SUPPLIED DATA START

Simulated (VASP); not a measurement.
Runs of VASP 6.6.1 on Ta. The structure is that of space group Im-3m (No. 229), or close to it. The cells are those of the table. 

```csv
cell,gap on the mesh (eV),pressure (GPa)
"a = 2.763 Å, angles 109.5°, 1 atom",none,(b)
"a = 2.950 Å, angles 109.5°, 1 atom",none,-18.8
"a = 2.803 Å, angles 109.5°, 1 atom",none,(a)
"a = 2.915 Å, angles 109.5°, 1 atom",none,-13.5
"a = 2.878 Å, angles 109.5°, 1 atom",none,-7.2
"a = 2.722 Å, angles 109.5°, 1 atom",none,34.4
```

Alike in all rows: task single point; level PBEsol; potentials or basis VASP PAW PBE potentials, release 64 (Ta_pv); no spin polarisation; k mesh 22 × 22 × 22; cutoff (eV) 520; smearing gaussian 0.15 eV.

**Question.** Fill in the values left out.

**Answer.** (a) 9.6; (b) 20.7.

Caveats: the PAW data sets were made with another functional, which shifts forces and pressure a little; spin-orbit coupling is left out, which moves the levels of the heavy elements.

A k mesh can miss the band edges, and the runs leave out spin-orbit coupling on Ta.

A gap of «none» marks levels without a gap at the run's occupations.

SUPPLIED DATA END

* [ASSIGNED TASK]
The lines of the data, from the first through the one containing "values left out.", are to be transcribed exactly.

* [WORKED SOLUTION]
Simulated (VASP); not a measurement.
Runs of VASP 6.6.1 on Ta. The structure is that of space group Im-3m (No. 229), or close to it. The cells are those of the table. 

```csv
cell,gap on the mesh (eV),pressure (GPa)
"a = 2.763 Å, angles 109.5°, 1 atom",none,(b)
"a = 2.950 Å, angles 109.5°, 1 atom",none,-18.8
"a = 2.803 Å, angles 109.5°, 1 atom",none,(a)
"a = 2.915 Å, angles 109.5°, 1 atom",none,-13.5
"a = 2.878 Å, angles 109.5°, 1 atom",none,-7.2
"a = 2.722 Å, angles 109.5°, 1 atom",none,34.4
```

Alike in all rows: task single point; level PBEsol; potentials or basis VASP PAW PBE potentials, release 64 (Ta_pv); no spin polarisation; k mesh 22 × 22 × 22; cutoff (eV) 520; smearing gaussian 0.15 eV.

**Question.** Fill in the values left out.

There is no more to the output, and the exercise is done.